**Given entries**
+++

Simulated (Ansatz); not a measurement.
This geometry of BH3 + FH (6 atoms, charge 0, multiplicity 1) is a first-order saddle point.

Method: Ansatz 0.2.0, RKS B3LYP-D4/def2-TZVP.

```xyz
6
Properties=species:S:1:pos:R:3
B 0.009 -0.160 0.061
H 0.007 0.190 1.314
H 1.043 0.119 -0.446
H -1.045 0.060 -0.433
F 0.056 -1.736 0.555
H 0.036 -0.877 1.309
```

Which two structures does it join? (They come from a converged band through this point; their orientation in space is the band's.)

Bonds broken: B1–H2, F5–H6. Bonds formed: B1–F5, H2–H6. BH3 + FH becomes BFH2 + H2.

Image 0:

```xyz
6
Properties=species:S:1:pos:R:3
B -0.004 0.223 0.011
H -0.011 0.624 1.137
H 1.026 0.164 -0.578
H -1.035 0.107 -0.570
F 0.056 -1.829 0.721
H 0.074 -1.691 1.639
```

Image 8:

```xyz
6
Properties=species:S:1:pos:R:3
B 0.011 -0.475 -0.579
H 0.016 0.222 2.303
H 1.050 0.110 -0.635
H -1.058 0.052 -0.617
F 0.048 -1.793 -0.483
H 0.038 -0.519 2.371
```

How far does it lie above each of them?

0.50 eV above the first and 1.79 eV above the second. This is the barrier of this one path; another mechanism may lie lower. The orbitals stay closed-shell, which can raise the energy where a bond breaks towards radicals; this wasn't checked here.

+++

**Activity**
Output, unchanged, the lines of the listing above from the first one through the one holding "How far does it lie above each of them?". Leave out every line after it.

**Task result**
Simulated (Ansatz); not a measurement.
This geometry of BH3 + FH (6 atoms, charge 0, multiplicity 1) is a first-order saddle point.

Method: Ansatz 0.2.0, RKS B3LYP-D4/def2-TZVP.

```xyz
6
Properties=species:S:1:pos:R:3
B 0.009 -0.160 0.061
H 0.007 0.190 1.314
H 1.043 0.119 -0.446
H -1.045 0.060 -0.433
F 0.056 -1.736 0.555
H 0.036 -0.877 1.309
```

Which two structures does it join? (They come from a converged band through this point; their orientation in space is the band's.)

Bonds broken: B1–H2, F5–H6. Bonds formed: B1–F5, H2–H6. BH3 + FH becomes BFH2 + H2.

Image 0:

```xyz
6
Properties=species:S:1:pos:R:3
B -0.004 0.223 0.011
H -0.011 0.624 1.137
H 1.026 0.164 -0.578
H -1.035 0.107 -0.570
F 0.056 -1.829 0.721
H 0.074 -1.691 1.639
```

Image 8:

```xyz
6
Properties=species:S:1:pos:R:3
B 0.011 -0.475 -0.579
H 0.016 0.222 2.303
H 1.050 0.110 -0.635
H -1.058 0.052 -0.617
F 0.048 -1.793 -0.483
H 0.038 -0.519 2.371
```

How far does it lie above each of them?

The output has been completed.